###

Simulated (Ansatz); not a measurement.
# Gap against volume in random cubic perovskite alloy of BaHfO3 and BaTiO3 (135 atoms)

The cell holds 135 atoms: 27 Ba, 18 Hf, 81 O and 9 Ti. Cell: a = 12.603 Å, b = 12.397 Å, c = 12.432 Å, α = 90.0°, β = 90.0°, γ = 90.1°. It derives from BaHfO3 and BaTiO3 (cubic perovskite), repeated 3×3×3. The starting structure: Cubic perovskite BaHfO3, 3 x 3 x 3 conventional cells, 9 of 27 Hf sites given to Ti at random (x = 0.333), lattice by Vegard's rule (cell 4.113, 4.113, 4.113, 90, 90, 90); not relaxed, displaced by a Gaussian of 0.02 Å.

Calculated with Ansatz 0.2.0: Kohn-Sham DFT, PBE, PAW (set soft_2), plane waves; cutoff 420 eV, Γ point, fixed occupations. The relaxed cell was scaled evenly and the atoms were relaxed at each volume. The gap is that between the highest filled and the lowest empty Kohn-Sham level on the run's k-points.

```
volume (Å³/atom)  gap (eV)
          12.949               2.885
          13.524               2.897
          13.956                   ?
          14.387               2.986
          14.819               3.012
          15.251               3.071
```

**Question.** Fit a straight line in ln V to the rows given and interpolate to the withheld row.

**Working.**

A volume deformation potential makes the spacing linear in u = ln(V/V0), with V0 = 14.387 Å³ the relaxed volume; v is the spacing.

###

Exactly as they appear above, the records are to be transcribed in full.

Simulated (Ansatz); not a measurement.
# Gap against volume in random cubic perovskite alloy of BaHfO3 and BaTiO3 (135 atoms)

The cell holds 135 atoms: 27 Ba, 18 Hf, 81 O and 9 Ti. Cell: a = 12.603 Å, b = 12.397 Å, c = 12.432 Å, α = 90.0°, β = 90.0°, γ = 90.1°. It derives from BaHfO3 and BaTiO3 (cubic perovskite), repeated 3×3×3. The starting structure: Cubic perovskite BaHfO3, 3 x 3 x 3 conventional cells, 9 of 27 Hf sites given to Ti at random (x = 0.333), lattice by Vegard's rule (cell 4.113, 4.113, 4.113, 90, 90, 90); not relaxed, displaced by a Gaussian of 0.02 Å.

Calculated with Ansatz 0.2.0: Kohn-Sham DFT, PBE, PAW (set soft_2), plane waves; cutoff 420 eV, Γ point, fixed occupations. The relaxed cell was scaled evenly and the atoms were relaxed at each volume. The gap is that between the highest filled and the lowest empty Kohn-Sham level on the run's k-points.

```
volume (Å³/atom)  gap (eV)
          12.949               2.885
          13.524               2.897
          13.956                   ?
          14.387               2.986
          14.819               3.012
          15.251               3.071
```

**Question.** Fit a straight line in ln V to the rows given and interpolate to the withheld row.

**Working.**

A volume deformation potential makes the spacing linear in u = ln(V/V0), with V0 = 14.387 Å³ the relaxed volume; v is the spacing.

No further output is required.